■ **Given records**:
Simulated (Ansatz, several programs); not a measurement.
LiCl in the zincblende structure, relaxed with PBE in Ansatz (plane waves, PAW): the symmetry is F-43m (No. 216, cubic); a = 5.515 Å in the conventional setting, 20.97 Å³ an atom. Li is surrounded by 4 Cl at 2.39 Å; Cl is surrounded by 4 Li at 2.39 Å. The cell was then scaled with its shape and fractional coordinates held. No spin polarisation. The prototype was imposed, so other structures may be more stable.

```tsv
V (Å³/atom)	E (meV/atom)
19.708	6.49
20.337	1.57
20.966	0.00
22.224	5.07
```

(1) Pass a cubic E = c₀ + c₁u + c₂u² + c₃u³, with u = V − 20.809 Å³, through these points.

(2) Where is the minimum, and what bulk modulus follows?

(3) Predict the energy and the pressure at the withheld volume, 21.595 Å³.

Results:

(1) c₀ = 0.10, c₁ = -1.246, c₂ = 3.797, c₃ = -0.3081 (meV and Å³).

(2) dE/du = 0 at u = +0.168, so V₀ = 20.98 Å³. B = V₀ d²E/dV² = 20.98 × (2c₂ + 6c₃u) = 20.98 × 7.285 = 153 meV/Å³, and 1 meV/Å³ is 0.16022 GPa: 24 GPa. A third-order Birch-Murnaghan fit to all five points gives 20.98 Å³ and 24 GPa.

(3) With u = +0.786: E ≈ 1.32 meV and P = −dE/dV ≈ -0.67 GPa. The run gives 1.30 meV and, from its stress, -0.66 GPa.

■ **Assignment**:
Transcribe only the lines from the beginning of the entries to the line with "(1) Pass a cubic", inclusive, exactly as written.

■ **Problem solution**:
Simulated (Ansatz, several programs); not a measurement.
LiCl in the zincblende structure, relaxed with PBE in Ansatz (plane waves, PAW): the symmetry is F-43m (No. 216, cubic); a = 5.515 Å in the conventional setting, 20.97 Å³ an atom. Li is surrounded by 4 Cl at 2.39 Å; Cl is surrounded by 4 Li at 2.39 Å. The cell was then scaled with its shape and fractional coordinates held. No spin polarisation. The prototype was imposed, so other structures may be more stable.

```tsv
V (Å³/atom)	E (meV/atom)
19.708	6.49
20.337	1.57
20.966	0.00
22.224	5.07
```

(1) Pass a cubic E = c₀ + c₁u + c₂u² + c₃u³, with u = V − 20.809 Å³, through these points.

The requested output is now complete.